(Beginning of RECORDS PROVIDED)

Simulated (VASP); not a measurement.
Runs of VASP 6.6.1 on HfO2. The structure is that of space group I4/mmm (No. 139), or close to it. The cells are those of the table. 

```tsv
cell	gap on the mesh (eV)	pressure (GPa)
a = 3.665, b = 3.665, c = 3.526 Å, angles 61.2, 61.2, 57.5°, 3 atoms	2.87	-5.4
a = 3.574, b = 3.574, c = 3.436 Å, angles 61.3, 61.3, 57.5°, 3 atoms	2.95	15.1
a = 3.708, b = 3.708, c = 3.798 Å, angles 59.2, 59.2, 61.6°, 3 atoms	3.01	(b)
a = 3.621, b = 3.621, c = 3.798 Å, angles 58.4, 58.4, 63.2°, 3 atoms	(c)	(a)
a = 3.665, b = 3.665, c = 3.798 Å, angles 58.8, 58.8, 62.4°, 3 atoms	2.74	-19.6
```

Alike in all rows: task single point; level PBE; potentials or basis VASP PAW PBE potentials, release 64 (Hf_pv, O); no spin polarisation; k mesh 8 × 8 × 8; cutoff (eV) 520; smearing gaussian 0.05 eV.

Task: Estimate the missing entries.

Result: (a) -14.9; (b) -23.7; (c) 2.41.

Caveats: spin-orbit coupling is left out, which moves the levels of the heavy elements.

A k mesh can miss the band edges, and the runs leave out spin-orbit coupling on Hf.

(End of RECORDS PROVIDED)

## WORK TASK
Write out again, exactly, the lines from the start of the entries up to and including the one with "Caveats: spin-orbit coupling". Nothing else belongs in the reply.

## WORKED SOLUTION
Simulated (VASP); not a measurement.
Runs of VASP 6.6.1 on HfO2. The structure is that of space group I4/mmm (No. 139), or close to it. The cells are those of the table. 

```tsv
cell	gap on the mesh (eV)	pressure (GPa)
a = 3.665, b = 3.665, c = 3.526 Å, angles 61.2, 61.2, 57.5°, 3 atoms	2.87	-5.4
a = 3.574, b = 3.574, c = 3.436 Å, angles 61.3, 61.3, 57.5°, 3 atoms	2.95	15.1
a = 3.708, b = 3.708, c = 3.798 Å, angles 59.2, 59.2, 61.6°, 3 atoms	3.01	(b)
a = 3.621, b = 3.621, c = 3.798 Å, angles 58.4, 58.4, 63.2°, 3 atoms	(c)	(a)
a = 3.665, b = 3.665, c = 3.798 Å, angles 58.8, 58.8, 62.4°, 3 atoms	2.74	-19.6
```

Alike in all rows: task single point; level PBE; potentials or basis VASP PAW PBE potentials, release 64 (Hf_pv, O); no spin polarisation; k mesh 8 × 8 × 8; cutoff (eV) 520; smearing gaussian 0.05 eV.

Task: Estimate the missing entries.

Result: (a) -14.9; (b) -23.7; (c) 2.41.

Caveats: spin-orbit coupling is left out, which moves the levels of the heavy elements.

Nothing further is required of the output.